Required action :: Every line of the data below is to be written out again exactly.

*** Opening of Data section ***

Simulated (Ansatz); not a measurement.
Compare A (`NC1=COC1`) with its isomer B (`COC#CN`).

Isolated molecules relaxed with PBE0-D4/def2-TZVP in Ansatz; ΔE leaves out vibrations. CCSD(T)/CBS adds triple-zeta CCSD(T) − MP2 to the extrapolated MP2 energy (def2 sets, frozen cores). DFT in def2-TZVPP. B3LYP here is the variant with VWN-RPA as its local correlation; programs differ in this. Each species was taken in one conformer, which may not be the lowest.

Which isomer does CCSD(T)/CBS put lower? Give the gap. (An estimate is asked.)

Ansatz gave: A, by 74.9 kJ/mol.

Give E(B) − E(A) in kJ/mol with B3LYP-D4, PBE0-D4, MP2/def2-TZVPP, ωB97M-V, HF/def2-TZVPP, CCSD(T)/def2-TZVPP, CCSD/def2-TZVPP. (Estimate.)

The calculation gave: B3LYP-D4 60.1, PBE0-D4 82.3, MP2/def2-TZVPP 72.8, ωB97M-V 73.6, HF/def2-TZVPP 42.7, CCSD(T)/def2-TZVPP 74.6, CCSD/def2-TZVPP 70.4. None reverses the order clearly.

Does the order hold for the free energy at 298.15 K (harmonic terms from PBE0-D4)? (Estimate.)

*** Close of Data section ***

Answer area ::
Simulated (Ansatz); not a measurement.
Compare A (`NC1=COC1`) with its isomer B (`COC#CN`).

Isolated molecules relaxed with PBE0-D4/def2-TZVP in Ansatz; ΔE leaves out vibrations. CCSD(T)/CBS adds triple-zeta CCSD(T) − MP2 to the extrapolated MP2 energy (def2 sets, frozen cores). DFT in def2-TZVPP. B3LYP here is the variant with VWN-RPA as its local correlation; programs differ in this. Each species was taken in one conformer, which may not be the lowest.

Which isomer does CCSD(T)/CBS put lower? Give the gap. (An estimate is asked.)

Ansatz gave: A, by 74.9 kJ/mol.

Give E(B) − E(A) in kJ/mol with B3LYP-D4, PBE0-D4, MP2/def2-TZVPP, ωB97M-V, HF/def2-TZVPP, CCSD(T)/def2-TZVPP, CCSD/def2-TZVPP. (Estimate.)

The calculation gave: B3LYP-D4 60.1, PBE0-D4 82.3, MP2/def2-TZVPP 72.8, ωB97M-V 73.6, HF/def2-TZVPP 42.7, CCSD(T)/def2-TZVPP 74.6, CCSD/def2-TZVPP 70.4. None reverses the order clearly.

Does the order hold for the free energy at 298.15 K (harmonic terms from PBE0-D4)? (Estimate.)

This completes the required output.